■ ASSIGNED TASK: If a line contains "- Valence charge: 16", it is the last one to write out; begin with the first line of the records and copy each exactly.

►

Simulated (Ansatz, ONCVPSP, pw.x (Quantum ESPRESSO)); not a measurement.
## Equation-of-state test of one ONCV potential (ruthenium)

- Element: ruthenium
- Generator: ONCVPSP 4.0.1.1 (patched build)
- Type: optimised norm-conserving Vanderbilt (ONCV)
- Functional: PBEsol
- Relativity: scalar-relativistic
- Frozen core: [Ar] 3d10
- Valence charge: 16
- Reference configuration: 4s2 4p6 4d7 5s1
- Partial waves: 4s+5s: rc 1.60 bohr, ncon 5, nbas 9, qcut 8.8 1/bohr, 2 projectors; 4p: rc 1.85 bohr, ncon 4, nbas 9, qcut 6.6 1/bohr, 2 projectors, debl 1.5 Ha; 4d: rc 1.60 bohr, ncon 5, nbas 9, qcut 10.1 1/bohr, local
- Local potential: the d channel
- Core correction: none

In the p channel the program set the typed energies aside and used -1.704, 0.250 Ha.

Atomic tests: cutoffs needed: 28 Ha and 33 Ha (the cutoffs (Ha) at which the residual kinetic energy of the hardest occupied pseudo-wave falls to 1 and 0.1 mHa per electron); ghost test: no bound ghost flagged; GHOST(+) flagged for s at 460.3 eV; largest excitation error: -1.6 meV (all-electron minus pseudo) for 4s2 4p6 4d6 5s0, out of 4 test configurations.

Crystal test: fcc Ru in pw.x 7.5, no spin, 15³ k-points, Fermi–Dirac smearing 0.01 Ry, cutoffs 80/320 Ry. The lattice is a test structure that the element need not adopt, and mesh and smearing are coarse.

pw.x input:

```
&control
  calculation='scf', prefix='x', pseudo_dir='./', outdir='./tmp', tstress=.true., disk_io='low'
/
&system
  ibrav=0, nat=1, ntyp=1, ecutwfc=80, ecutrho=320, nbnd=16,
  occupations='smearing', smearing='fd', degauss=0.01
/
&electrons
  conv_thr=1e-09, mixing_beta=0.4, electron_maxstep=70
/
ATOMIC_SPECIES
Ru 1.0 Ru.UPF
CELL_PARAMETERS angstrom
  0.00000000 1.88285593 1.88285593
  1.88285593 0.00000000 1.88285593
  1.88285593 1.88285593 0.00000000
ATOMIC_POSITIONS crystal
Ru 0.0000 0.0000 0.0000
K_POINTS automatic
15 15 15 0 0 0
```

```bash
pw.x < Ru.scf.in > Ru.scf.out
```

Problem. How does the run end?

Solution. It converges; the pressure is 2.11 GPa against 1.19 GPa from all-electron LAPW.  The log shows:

◄

■ EXERCISE RESULT:
Simulated (Ansatz, ONCVPSP, pw.x (Quantum ESPRESSO)); not a measurement.
## Equation-of-state test of one ONCV potential (ruthenium)

- Element: ruthenium
- Generator: ONCVPSP 4.0.1.1 (patched build)
- Type: optimised norm-conserving Vanderbilt (ONCV)
- Functional: PBEsol
- Relativity: scalar-relativistic
- Frozen core: [Ar] 3d10
- Valence charge: 16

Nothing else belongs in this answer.